================
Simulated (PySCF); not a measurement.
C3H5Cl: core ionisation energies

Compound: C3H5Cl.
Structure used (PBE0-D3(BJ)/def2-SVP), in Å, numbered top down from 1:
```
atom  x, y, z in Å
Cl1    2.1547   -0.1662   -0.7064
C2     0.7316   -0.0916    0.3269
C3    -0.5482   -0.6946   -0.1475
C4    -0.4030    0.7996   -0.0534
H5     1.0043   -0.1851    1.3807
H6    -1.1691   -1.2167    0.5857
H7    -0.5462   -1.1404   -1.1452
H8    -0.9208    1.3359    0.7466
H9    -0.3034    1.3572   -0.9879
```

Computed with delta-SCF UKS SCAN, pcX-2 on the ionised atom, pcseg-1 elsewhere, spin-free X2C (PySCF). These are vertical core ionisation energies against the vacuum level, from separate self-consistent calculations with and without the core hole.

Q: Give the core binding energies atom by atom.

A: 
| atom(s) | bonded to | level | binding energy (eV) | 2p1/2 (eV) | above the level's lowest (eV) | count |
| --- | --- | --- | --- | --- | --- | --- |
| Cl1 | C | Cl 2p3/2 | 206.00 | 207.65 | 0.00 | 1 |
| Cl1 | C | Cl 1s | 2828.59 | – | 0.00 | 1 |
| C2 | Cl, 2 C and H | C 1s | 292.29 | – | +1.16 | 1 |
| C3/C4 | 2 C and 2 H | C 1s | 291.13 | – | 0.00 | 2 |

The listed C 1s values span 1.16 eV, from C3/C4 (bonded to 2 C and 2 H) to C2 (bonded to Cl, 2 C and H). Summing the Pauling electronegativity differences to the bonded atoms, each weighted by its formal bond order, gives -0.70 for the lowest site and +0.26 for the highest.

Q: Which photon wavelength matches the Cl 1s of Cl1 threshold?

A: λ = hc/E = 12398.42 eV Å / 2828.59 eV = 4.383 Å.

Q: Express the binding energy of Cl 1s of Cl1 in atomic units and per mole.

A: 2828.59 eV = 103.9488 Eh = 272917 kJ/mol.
================

* ACTIVITY
What do the lines of the material read, from the first through the line with "Q: Express the"? Transcribe them exactly and stop there.

* EXERCISE RESULT
Simulated (PySCF); not a measurement.
C3H5Cl: core ionisation energies

Compound: C3H5Cl.
Structure used (PBE0-D3(BJ)/def2-SVP), in Å, numbered top down from 1:
```
atom  x, y, z in Å
Cl1    2.1547   -0.1662   -0.7064
C2     0.7316   -0.0916    0.3269
C3    -0.5482   -0.6946   -0.1475
C4    -0.4030    0.7996   -0.0534
H5     1.0043   -0.1851    1.3807
H6    -1.1691   -1.2167    0.5857
H7    -0.5462   -1.1404   -1.1452
H8    -0.9208    1.3359    0.7466
H9    -0.3034    1.3572   -0.9879
```

Computed with delta-SCF UKS SCAN, pcX-2 on the ionised atom, pcseg-1 elsewhere, spin-free X2C (PySCF). These are vertical core ionisation energies against the vacuum level, from separate self-consistent calculations with and without the core hole.

Q: Give the core binding energies atom by atom.

A: 
| atom(s) | bonded to | level | binding energy (eV) | 2p1/2 (eV) | above the level's lowest (eV) | count |
| --- | --- | --- | --- | --- | --- | --- |
| Cl1 | C | Cl 2p3/2 | 206.00 | 207.65 | 0.00 | 1 |
| Cl1 | C | Cl 1s | 2828.59 | – | 0.00 | 1 |
| C2 | Cl, 2 C and H | C 1s | 292.29 | – | +1.16 | 1 |
| C3/C4 | 2 C and 2 H | C 1s | 291.13 | – | 0.00 | 2 |

The listed C 1s values span 1.16 eV, from C3/C4 (bonded to 2 C and 2 H) to C2 (bonded to Cl, 2 C and H). Summing the Pauling electronegativity differences to the bonded atoms, each weighted by its formal bond order, gives -0.70 for the lowest site and +0.26 for the highest.

Q: Which photon wavelength matches the Cl 1s of Cl1 threshold?

A: λ = hc/E = 12398.42 eV Å / 2828.59 eV = 4.383 Å.

Q: Express the binding energy of Cl 1s of Cl1 in atomic units and per mole.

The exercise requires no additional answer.